═════ Listed records ═════
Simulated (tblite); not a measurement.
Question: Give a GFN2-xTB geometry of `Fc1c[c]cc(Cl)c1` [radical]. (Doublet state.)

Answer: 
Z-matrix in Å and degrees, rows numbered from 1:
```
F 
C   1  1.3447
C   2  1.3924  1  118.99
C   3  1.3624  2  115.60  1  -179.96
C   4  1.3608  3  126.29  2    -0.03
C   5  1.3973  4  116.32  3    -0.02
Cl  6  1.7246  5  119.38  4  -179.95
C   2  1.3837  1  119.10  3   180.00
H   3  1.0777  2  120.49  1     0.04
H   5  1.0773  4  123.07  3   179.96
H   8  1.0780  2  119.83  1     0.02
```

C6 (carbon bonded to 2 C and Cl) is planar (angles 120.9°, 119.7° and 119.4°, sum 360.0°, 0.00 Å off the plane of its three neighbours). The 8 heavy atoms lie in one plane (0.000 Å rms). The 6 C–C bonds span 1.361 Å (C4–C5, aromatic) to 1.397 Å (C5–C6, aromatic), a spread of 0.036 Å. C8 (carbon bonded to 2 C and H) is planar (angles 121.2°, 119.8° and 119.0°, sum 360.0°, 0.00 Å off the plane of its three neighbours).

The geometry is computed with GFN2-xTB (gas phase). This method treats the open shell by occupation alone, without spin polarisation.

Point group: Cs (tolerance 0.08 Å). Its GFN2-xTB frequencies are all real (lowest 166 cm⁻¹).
═════

Transcribe the records above from the line holding "Z-matrix in Å" down to the line holding "C6 (carbon bonded", inclusive, without adding anything.

Task solution:
Z-matrix in Å and degrees, rows numbered from 1:
```
F 
C   1  1.3447
C   2  1.3924  1  118.99
C   3  1.3624  2  115.60  1  -179.96
C   4  1.3608  3  126.29  2    -0.03
C   5  1.3973  4  116.32  3    -0.02
Cl  6  1.7246  5  119.38  4  -179.95
C   2  1.3837  1  119.10  3   180.00
H   3  1.0777  2  120.49  1     0.04
H   5  1.0773  4  123.07  3   179.96
H   8  1.0780  2  119.83  1     0.02
```

C6 (carbon bonded to 2 C and Cl) is planar (angles 120.9°, 119.7° and 119.4°, sum 360.0°, 0.00 Å off the plane of its three neighbours). The 8 heavy atoms lie in one plane (0.000 Å rms). The 6 C–C bonds span 1.361 Å (C4–C5, aromatic) to 1.397 Å (C5–C6, aromatic), a spread of 0.036 Å. C8 (carbon bonded to 2 C and H) is planar (angles 121.2°, 119.8° and 119.0°, sum 360.0°, 0.00 Å off the plane of its three neighbours).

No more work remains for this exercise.